* **SUPPLIED INFORMATION**:
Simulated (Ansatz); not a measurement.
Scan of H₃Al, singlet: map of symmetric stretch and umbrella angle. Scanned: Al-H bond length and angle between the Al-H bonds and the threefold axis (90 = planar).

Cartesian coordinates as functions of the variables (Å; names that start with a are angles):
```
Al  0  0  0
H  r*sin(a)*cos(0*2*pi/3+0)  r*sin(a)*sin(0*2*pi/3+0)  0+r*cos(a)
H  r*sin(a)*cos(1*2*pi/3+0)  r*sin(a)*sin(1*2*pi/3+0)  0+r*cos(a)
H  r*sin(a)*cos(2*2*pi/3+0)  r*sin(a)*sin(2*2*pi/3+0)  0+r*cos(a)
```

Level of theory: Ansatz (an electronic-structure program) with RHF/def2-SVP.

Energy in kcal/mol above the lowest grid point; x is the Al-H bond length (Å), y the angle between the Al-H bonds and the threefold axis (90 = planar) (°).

* **WORK ORDER**:
What you write must be the entries restated word for word, from the opening line through the one holding "Level of theory: Ansatz", with nothing else.

* **ANSWER BOX**:
Simulated (Ansatz); not a measurement.
Scan of H₃Al, singlet: map of symmetric stretch and umbrella angle. Scanned: Al-H bond length and angle between the Al-H bonds and the threefold axis (90 = planar).

Cartesian coordinates as functions of the variables (Å; names that start with a are angles):
```
Al  0  0  0
H  r*sin(a)*cos(0*2*pi/3+0)  r*sin(a)*sin(0*2*pi/3+0)  0+r*cos(a)
H  r*sin(a)*cos(1*2*pi/3+0)  r*sin(a)*sin(1*2*pi/3+0)  0+r*cos(a)
H  r*sin(a)*cos(2*2*pi/3+0)  r*sin(a)*sin(2*2*pi/3+0)  0+r*cos(a)
```

Level of theory: Ansatz (an electronic-structure program) with RHF/def2-SVP.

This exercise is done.